RECORDED DATA:
------------------------------------------------------------

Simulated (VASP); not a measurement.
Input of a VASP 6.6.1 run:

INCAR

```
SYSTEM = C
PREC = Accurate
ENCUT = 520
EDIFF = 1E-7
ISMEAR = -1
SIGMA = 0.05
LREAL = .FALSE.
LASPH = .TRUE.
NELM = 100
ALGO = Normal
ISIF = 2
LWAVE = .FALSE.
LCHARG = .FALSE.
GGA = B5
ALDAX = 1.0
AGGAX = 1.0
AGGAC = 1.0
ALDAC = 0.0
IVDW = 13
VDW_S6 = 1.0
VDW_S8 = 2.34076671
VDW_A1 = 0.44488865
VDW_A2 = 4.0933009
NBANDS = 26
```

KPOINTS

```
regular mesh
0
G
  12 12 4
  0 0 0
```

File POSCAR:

------------------------------------------------------------

EXERCISE: Would you output all of the material exactly as it reads?

EXERCISE RESULT:
Simulated (VASP); not a measurement.
Input of a VASP 6.6.1 run:

INCAR

```
SYSTEM = C
PREC = Accurate
ENCUT = 520
EDIFF = 1E-7
ISMEAR = -1
SIGMA = 0.05
LREAL = .FALSE.
LASPH = .TRUE.
NELM = 100
ALGO = Normal
ISIF = 2
LWAVE = .FALSE.
LCHARG = .FALSE.
GGA = B5
ALDAX = 1.0
AGGAX = 1.0
AGGAC = 1.0
ALDAC = 0.0
IVDW = 13
VDW_S6 = 1.0
VDW_S8 = 2.34076671
VDW_A1 = 0.44488865
VDW_A2 = 4.0933009
NBANDS = 26
```

KPOINTS

```
regular mesh
0
G
  12 12 4
  0 0 0
```

File POSCAR:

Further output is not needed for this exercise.